_EXERCISE_
Begin at the first line below and copy each line exactly, ending with the line where "## Step 1: The system as given" appears.

****************
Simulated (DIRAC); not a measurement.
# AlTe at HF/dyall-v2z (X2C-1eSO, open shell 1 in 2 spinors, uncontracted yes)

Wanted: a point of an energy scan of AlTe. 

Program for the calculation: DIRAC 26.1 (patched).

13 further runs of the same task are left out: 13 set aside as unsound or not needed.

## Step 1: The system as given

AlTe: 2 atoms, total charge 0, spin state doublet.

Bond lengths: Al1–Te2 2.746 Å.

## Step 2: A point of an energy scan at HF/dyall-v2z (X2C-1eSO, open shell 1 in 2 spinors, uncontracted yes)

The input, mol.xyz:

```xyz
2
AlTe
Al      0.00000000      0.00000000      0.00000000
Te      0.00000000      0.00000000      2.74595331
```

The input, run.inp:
****************

_PROBLEM SOLUTION_
Simulated (DIRAC); not a measurement.
# AlTe at HF/dyall-v2z (X2C-1eSO, open shell 1 in 2 spinors, uncontracted yes)

Wanted: a point of an energy scan of AlTe. 

Program for the calculation: DIRAC 26.1 (patched).

13 further runs of the same task are left out: 13 set aside as unsound or not needed.

## Step 1: The system as given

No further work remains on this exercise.